- Exercise -
Stop after the line containing "The wafer was"; retype every line of the data before it exactly, starting from the first.

════════════════
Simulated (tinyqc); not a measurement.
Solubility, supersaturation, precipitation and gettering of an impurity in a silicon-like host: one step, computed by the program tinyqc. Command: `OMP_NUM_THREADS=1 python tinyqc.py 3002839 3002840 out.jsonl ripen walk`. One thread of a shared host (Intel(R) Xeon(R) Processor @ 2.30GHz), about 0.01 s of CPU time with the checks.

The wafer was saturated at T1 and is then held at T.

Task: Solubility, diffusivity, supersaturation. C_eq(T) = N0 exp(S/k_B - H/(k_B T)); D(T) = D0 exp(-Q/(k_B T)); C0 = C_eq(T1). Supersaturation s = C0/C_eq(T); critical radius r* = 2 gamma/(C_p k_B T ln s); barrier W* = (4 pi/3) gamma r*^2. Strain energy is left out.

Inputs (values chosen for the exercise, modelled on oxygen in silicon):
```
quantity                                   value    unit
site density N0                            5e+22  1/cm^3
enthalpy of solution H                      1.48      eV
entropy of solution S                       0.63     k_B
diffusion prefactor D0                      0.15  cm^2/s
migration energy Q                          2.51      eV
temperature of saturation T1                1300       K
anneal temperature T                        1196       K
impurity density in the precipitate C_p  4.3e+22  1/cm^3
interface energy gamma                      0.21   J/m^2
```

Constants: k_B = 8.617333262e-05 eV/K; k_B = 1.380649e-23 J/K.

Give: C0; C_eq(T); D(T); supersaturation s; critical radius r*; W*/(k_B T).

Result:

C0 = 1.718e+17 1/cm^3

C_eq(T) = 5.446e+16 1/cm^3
════════════════

- Task output -
Simulated (tinyqc); not a measurement.
Solubility, supersaturation, precipitation and gettering of an impurity in a silicon-like host: one step, computed by the program tinyqc. Command: `OMP_NUM_THREADS=1 python tinyqc.py 3002839 3002840 out.jsonl ripen walk`. One thread of a shared host (Intel(R) Xeon(R) Processor @ 2.30GHz), about 0.01 s of CPU time with the checks.

The wafer was saturated at T1 and is then held at T.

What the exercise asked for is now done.